» Dataset extract:
• • • •
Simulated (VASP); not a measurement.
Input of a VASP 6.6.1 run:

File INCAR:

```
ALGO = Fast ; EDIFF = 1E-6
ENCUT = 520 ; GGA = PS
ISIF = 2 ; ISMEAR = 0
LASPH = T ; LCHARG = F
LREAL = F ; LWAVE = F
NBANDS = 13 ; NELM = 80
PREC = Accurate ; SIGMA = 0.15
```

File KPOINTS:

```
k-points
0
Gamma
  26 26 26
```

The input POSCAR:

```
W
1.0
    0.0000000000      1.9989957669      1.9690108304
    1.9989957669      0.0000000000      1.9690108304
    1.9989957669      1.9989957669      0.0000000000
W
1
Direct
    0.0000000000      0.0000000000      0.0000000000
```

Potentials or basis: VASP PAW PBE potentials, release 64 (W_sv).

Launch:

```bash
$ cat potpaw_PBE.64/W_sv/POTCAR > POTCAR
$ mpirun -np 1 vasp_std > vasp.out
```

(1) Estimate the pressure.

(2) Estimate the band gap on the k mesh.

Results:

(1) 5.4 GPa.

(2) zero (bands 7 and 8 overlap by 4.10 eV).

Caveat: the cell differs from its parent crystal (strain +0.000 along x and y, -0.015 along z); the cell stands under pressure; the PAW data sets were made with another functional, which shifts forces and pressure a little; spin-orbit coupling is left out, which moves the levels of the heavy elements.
• • • •

» Work order: Print every record above once more, exactly as written.

» Written answer:
Simulated (VASP); not a measurement.
Input of a VASP 6.6.1 run:

File INCAR:

```
ALGO = Fast ; EDIFF = 1E-6
ENCUT = 520 ; GGA = PS
ISIF = 2 ; ISMEAR = 0
LASPH = T ; LCHARG = F
LREAL = F ; LWAVE = F
NBANDS = 13 ; NELM = 80
PREC = Accurate ; SIGMA = 0.15
```

File KPOINTS:

```
k-points
0
Gamma
  26 26 26
```

The input POSCAR:

```
W
1.0
    0.0000000000      1.9989957669      1.9690108304
    1.9989957669      0.0000000000      1.9690108304
    1.9989957669      1.9989957669      0.0000000000
W
1
Direct
    0.0000000000      0.0000000000      0.0000000000
```

Potentials or basis: VASP PAW PBE potentials, release 64 (W_sv).

Launch:

```bash
$ cat potpaw_PBE.64/W_sv/POTCAR > POTCAR
$ mpirun -np 1 vasp_std > vasp.out
```

(1) Estimate the pressure.

(2) Estimate the band gap on the k mesh.

Results:

(1) 5.4 GPa.

(2) zero (bands 7 and 8 overlap by 4.10 eV).

Caveat: the cell differs from its parent crystal (strain +0.000 along x and y, -0.015 along z); the cell stands under pressure; the PAW data sets were made with another functional, which shifts forces and pressure a little; spin-orbit coupling is left out, which moves the levels of the heavy elements.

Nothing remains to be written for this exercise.